# WORK ORDER:
Of all the lines in the entries below, give again exactly those starting at the line containing "The system is" and ending at the line containing "The whole map", both ends included, and no others.

# RECORDED DATA:
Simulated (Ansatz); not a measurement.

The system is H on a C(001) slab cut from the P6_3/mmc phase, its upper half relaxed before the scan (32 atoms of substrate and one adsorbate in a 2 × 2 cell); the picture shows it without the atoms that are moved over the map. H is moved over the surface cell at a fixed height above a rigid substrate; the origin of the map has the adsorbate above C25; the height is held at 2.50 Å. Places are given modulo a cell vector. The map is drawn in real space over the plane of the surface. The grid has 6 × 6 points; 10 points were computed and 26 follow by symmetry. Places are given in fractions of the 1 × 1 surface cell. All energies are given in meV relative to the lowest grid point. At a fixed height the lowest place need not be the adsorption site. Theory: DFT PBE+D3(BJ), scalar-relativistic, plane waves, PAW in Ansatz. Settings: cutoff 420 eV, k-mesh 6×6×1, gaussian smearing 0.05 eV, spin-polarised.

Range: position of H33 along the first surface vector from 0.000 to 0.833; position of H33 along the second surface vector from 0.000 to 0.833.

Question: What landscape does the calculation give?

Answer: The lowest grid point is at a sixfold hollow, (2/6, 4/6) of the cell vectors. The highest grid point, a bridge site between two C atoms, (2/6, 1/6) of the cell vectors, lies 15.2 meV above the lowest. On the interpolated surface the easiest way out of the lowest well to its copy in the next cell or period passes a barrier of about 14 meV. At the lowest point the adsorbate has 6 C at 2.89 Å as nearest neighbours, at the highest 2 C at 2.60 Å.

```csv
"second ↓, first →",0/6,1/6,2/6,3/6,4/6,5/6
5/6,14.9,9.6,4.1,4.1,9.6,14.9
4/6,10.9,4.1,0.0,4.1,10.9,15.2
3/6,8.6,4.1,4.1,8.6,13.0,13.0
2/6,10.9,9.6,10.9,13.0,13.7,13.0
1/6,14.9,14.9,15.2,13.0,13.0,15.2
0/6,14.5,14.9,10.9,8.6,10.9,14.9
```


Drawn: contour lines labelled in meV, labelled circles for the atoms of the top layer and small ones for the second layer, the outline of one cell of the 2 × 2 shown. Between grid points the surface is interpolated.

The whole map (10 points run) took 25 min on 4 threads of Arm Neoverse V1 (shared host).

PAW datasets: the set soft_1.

# TASK ANSWER:
The system is H on a C(001) slab cut from the P6_3/mmc phase, its upper half relaxed before the scan (32 atoms of substrate and one adsorbate in a 2 × 2 cell); the picture shows it without the atoms that are moved over the map. H is moved over the surface cell at a fixed height above a rigid substrate; the origin of the map has the adsorbate above C25; the height is held at 2.50 Å. Places are given modulo a cell vector. The map is drawn in real space over the plane of the surface. The grid has 6 × 6 points; 10 points were computed and 26 follow by symmetry. Places are given in fractions of the 1 × 1 surface cell. All energies are given in meV relative to the lowest grid point. At a fixed height the lowest place need not be the adsorption site. Theory: DFT PBE+D3(BJ), scalar-relativistic, plane waves, PAW in Ansatz. Settings: cutoff 420 eV, k-mesh 6×6×1, gaussian smearing 0.05 eV, spin-polarised.

Range: position of H33 along the first surface vector from 0.000 to 0.833; position of H33 along the second surface vector from 0.000 to 0.833.

Question: What landscape does the calculation give?

Answer: The lowest grid point is at a sixfold hollow, (2/6, 4/6) of the cell vectors. The highest grid point, a bridge site between two C atoms, (2/6, 1/6) of the cell vectors, lies 15.2 meV above the lowest. On the interpolated surface the easiest way out of the lowest well to its copy in the next cell or period passes a barrier of about 14 meV. At the lowest point the adsorbate has 6 C at 2.89 Å as nearest neighbours, at the highest 2 C at 2.60 Å.

```csv
"second ↓, first →",0/6,1/6,2/6,3/6,4/6,5/6
5/6,14.9,9.6,4.1,4.1,9.6,14.9
4/6,10.9,4.1,0.0,4.1,10.9,15.2
3/6,8.6,4.1,4.1,8.6,13.0,13.0
2/6,10.9,9.6,10.9,13.0,13.7,13.0
1/6,14.9,14.9,15.2,13.0,13.0,15.2
0/6,14.5,14.9,10.9,8.6,10.9,14.9
```


Drawn: contour lines labelled in meV, labelled circles for the atoms of the top layer and small ones for the second layer, the outline of one cell of the 2 × 2 shown. Between grid points the surface is interpolated.

The whole map (10 points run) took 25 min on 4 threads of Arm Neoverse V1 (shared host).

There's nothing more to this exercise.